════════

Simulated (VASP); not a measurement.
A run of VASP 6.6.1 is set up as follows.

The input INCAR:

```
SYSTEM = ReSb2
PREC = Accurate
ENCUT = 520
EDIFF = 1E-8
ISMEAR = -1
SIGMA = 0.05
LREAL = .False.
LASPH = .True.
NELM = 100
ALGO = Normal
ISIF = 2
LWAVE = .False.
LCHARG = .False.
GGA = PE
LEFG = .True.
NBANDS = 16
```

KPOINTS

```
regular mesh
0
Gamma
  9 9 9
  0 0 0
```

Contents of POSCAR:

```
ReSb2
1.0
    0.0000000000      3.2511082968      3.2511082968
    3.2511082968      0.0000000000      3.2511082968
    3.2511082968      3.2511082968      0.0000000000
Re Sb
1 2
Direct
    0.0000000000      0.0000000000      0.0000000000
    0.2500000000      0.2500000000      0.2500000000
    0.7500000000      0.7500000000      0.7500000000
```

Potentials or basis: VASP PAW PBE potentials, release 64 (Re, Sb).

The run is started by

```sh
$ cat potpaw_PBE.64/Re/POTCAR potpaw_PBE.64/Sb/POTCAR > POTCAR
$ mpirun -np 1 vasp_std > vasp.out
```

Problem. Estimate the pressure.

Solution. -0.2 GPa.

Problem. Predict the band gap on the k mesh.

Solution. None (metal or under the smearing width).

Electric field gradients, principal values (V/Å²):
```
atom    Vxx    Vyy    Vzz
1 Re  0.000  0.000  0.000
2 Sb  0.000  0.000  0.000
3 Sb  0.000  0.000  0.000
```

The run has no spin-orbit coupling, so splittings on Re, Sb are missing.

════════

Retype every line up to and including the one that contains "Problem. Predict the band gap on the k mesh.", beginning at the first line of the records, with no edits.

YOUR SOLUTION -
Simulated (VASP); not a measurement.
A run of VASP 6.6.1 is set up as follows.

The input INCAR:

```
SYSTEM = ReSb2
PREC = Accurate
ENCUT = 520
EDIFF = 1E-8
ISMEAR = -1
SIGMA = 0.05
LREAL = .False.
LASPH = .True.
NELM = 100
ALGO = Normal
ISIF = 2
LWAVE = .False.
LCHARG = .False.
GGA = PE
LEFG = .True.
NBANDS = 16
```

KPOINTS

```
regular mesh
0
Gamma
  9 9 9
  0 0 0
```

Contents of POSCAR:

```
ReSb2
1.0
    0.0000000000      3.2511082968      3.2511082968
    3.2511082968      0.0000000000      3.2511082968
    3.2511082968      3.2511082968      0.0000000000
Re Sb
1 2
Direct
    0.0000000000      0.0000000000      0.0000000000
    0.2500000000      0.2500000000      0.2500000000
    0.7500000000      0.7500000000      0.7500000000
```

Potentials or basis: VASP PAW PBE potentials, release 64 (Re, Sb).

The run is started by

```sh
$ cat potpaw_PBE.64/Re/POTCAR potpaw_PBE.64/Sb/POTCAR > POTCAR
$ mpirun -np 1 vasp_std > vasp.out
```

Problem. Estimate the pressure.

Solution. -0.2 GPa.

Problem. Predict the band gap on the k mesh.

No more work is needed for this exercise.